→ **WORK INSTRUCTION**
Print the listing below in full. Alter nothing.

→ **DATA SECTION**
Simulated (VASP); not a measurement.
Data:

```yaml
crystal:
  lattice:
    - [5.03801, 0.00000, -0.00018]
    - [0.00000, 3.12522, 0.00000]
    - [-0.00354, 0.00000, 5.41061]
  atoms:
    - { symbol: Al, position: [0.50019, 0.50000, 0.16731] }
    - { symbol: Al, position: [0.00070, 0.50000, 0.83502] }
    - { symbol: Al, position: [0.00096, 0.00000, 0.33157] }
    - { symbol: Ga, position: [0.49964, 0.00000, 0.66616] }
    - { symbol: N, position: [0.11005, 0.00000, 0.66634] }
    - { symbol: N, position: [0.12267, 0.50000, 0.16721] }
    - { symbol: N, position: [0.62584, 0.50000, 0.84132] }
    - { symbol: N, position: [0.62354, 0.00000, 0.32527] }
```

→ **TASK OUTPUT**
Simulated (VASP); not a measurement.
Data:

```yaml
crystal:
  lattice:
    - [5.03801, 0.00000, -0.00018]
    - [0.00000, 3.12522, 0.00000]
    - [-0.00354, 0.00000, 5.41061]
  atoms:
    - { symbol: Al, position: [0.50019, 0.50000, 0.16731] }
    - { symbol: Al, position: [0.00070, 0.50000, 0.83502] }
    - { symbol: Al, position: [0.00096, 0.00000, 0.33157] }
    - { symbol: Ga, position: [0.49964, 0.00000, 0.66616] }
    - { symbol: N, position: [0.11005, 0.00000, 0.66634] }
    - { symbol: N, position: [0.12267, 0.50000, 0.16721] }
    - { symbol: N, position: [0.62584, 0.50000, 0.84132] }
    - { symbol: N, position: [0.62354, 0.00000, 0.32527] }
```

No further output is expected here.